·····

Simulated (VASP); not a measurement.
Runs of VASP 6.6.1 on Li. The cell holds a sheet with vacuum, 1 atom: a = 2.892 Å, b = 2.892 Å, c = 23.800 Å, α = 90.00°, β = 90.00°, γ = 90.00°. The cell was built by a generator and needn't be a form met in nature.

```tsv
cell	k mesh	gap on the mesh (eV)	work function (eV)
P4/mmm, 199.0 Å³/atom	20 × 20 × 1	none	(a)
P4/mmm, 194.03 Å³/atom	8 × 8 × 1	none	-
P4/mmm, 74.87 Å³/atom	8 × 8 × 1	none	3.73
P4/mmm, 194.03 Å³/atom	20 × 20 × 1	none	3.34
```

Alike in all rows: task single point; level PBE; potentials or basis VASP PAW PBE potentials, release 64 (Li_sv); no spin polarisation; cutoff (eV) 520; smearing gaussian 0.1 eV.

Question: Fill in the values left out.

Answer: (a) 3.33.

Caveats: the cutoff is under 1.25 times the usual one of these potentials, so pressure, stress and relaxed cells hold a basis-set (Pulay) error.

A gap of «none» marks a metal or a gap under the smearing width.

·····

### [Work order]
Up to and including the line with "Caveats: the cutoff", reproduce the material above exactly as it appears, starting from its first line.

### [Task response]
Simulated (VASP); not a measurement.
Runs of VASP 6.6.1 on Li. The cell holds a sheet with vacuum, 1 atom: a = 2.892 Å, b = 2.892 Å, c = 23.800 Å, α = 90.00°, β = 90.00°, γ = 90.00°. The cell was built by a generator and needn't be a form met in nature.

```tsv
cell	k mesh	gap on the mesh (eV)	work function (eV)
P4/mmm, 199.0 Å³/atom	20 × 20 × 1	none	(a)
P4/mmm, 194.03 Å³/atom	8 × 8 × 1	none	-
P4/mmm, 74.87 Å³/atom	8 × 8 × 1	none	3.73
P4/mmm, 194.03 Å³/atom	20 × 20 × 1	none	3.34
```

Alike in all rows: task single point; level PBE; potentials or basis VASP PAW PBE potentials, release 64 (Li_sv); no spin polarisation; cutoff (eV) 520; smearing gaussian 0.1 eV.

Question: Fill in the values left out.

Answer: (a) 3.33.

Caveats: the cutoff is under 1.25 times the usual one of these potentials, so pressure, stress and relaxed cells hold a basis-set (Pulay) error.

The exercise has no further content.